LISTED RECORDS
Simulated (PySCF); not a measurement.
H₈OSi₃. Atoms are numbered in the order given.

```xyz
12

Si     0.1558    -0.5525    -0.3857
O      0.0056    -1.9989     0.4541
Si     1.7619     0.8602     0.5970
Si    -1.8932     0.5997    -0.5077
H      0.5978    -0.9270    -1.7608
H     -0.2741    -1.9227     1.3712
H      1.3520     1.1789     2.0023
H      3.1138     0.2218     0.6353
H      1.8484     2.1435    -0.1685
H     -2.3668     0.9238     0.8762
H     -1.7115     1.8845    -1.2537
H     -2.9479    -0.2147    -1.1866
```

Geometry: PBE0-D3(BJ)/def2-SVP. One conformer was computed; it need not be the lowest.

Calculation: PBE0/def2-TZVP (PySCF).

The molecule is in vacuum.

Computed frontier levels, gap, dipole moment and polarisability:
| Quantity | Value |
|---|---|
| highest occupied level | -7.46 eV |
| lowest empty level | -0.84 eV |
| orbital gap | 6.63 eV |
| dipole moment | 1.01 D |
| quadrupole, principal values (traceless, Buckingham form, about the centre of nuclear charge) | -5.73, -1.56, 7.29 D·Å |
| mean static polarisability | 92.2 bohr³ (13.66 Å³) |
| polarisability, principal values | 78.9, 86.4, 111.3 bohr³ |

WORK TASK
Quote in full each line from the top of the records above through the line with "(13.66 Å³) |"; stop after that line.

TASK OUTPUT
Simulated (PySCF); not a measurement.
H₈OSi₃. Atoms are numbered in the order given.

```xyz
12

Si     0.1558    -0.5525    -0.3857
O      0.0056    -1.9989     0.4541
Si     1.7619     0.8602     0.5970
Si    -1.8932     0.5997    -0.5077
H      0.5978    -0.9270    -1.7608
H     -0.2741    -1.9227     1.3712
H      1.3520     1.1789     2.0023
H      3.1138     0.2218     0.6353
H      1.8484     2.1435    -0.1685
H     -2.3668     0.9238     0.8762
H     -1.7115     1.8845    -1.2537
H     -2.9479    -0.2147    -1.1866
```

Geometry: PBE0-D3(BJ)/def2-SVP. One conformer was computed; it need not be the lowest.

Calculation: PBE0/def2-TZVP (PySCF).

The molecule is in vacuum.

Computed frontier levels, gap, dipole moment and polarisability:
| Quantity | Value |
|---|---|
| highest occupied level | -7.46 eV |
| lowest empty level | -0.84 eV |
| orbital gap | 6.63 eV |
| dipole moment | 1.01 D |
| quadrupole, principal values (traceless, Buckingham form, about the centre of nuclear charge) | -5.73, -1.56, 7.29 D·Å |
| mean static polarisability | 92.2 bohr³ (13.66 Å³) |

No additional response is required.